_ _ _ _ _

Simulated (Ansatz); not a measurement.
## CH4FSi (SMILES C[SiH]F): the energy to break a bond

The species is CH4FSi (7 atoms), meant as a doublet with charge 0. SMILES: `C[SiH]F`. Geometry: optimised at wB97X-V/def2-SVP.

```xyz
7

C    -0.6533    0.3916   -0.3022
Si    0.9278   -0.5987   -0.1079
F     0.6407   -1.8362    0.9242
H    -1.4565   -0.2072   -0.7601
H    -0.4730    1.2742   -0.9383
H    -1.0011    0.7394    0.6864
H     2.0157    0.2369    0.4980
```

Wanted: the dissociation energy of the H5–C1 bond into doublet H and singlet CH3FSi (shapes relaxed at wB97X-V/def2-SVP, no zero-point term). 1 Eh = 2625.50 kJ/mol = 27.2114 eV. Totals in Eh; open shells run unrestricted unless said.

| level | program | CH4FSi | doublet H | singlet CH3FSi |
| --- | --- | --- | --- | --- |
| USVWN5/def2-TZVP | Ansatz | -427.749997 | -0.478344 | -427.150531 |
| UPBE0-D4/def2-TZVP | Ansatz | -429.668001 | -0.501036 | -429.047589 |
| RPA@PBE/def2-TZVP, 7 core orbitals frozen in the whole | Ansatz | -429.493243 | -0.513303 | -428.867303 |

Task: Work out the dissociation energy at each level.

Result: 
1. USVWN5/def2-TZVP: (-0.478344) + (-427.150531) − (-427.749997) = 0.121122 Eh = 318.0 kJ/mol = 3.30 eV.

_ _ _ _ _

Copy out every record exactly; leave nothing out.

Simulated (Ansatz); not a measurement.
## CH4FSi (SMILES C[SiH]F): the energy to break a bond

The species is CH4FSi (7 atoms), meant as a doublet with charge 0. SMILES: `C[SiH]F`. Geometry: optimised at wB97X-V/def2-SVP.

```xyz
7

C    -0.6533    0.3916   -0.3022
Si    0.9278   -0.5987   -0.1079
F     0.6407   -1.8362    0.9242
H    -1.4565   -0.2072   -0.7601
H    -0.4730    1.2742   -0.9383
H    -1.0011    0.7394    0.6864
H     2.0157    0.2369    0.4980
```

Wanted: the dissociation energy of the H5–C1 bond into doublet H and singlet CH3FSi (shapes relaxed at wB97X-V/def2-SVP, no zero-point term). 1 Eh = 2625.50 kJ/mol = 27.2114 eV. Totals in Eh; open shells run unrestricted unless said.

| level | program | CH4FSi | doublet H | singlet CH3FSi |
| --- | --- | --- | --- | --- |
| USVWN5/def2-TZVP | Ansatz | -427.749997 | -0.478344 | -427.150531 |
| UPBE0-D4/def2-TZVP | Ansatz | -429.668001 | -0.501036 | -429.047589 |
| RPA@PBE/def2-TZVP, 7 core orbitals frozen in the whole | Ansatz | -429.493243 | -0.513303 | -428.867303 |

Task: Work out the dissociation energy at each level.

Result: 
1. USVWN5/def2-TZVP: (-0.478344) + (-427.150531) − (-427.749997) = 0.121122 Eh = 318.0 kJ/mol = 3.30 eV.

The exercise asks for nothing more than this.